**REQUIRED ACTION**
Word for word, reproduce each entry.

**********

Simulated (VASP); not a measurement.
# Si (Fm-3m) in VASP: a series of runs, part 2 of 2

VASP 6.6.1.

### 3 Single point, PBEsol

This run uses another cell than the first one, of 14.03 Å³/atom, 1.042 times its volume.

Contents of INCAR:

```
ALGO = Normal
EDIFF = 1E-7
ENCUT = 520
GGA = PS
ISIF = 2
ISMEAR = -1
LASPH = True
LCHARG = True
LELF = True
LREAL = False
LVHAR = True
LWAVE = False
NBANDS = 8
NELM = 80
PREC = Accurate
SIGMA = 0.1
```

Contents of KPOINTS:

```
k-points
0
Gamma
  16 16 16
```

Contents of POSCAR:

**********

**ANSWER SPACE**
Simulated (VASP); not a measurement.
# Si (Fm-3m) in VASP: a series of runs, part 2 of 2

VASP 6.6.1.

### 3 Single point, PBEsol

This run uses another cell than the first one, of 14.03 Å³/atom, 1.042 times its volume.

Contents of INCAR:

```
ALGO = Normal
EDIFF = 1E-7
ENCUT = 520
GGA = PS
ISIF = 2
ISMEAR = -1
LASPH = True
LCHARG = True
LELF = True
LREAL = False
LVHAR = True
LWAVE = False
NBANDS = 8
NELM = 80
PREC = Accurate
SIGMA = 0.1
```

Contents of KPOINTS:

```
k-points
0
Gamma
  16 16 16
```

Contents of POSCAR:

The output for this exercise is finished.